:: Exercise ::
Starting at the line that has "Problem. What does" and stopping after the line that has "Largest T1 diagnostic", reproduce the listing below exactly; omit everything else.

:: Data section ::
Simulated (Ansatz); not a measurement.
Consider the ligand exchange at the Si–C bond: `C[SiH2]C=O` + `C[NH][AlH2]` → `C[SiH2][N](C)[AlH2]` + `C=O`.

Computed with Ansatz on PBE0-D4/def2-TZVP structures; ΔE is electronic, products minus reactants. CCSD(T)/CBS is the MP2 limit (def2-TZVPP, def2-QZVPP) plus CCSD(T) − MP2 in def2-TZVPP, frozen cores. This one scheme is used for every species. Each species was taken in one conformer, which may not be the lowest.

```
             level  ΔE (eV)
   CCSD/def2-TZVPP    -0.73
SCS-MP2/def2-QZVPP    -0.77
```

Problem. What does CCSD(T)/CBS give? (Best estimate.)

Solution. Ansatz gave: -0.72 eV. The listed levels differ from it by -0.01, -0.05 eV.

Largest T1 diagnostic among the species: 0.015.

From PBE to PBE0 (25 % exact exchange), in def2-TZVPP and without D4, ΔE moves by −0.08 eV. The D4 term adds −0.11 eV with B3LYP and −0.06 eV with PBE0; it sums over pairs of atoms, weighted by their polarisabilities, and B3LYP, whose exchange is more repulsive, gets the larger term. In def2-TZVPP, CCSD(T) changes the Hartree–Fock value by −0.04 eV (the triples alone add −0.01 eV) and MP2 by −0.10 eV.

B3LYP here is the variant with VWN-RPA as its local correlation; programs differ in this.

:: Exercise result ::
Problem. What does CCSD(T)/CBS give? (Best estimate.)

Solution. Ansatz gave: -0.72 eV. The listed levels differ from it by -0.01, -0.05 eV.

Largest T1 diagnostic among the species: 0.015.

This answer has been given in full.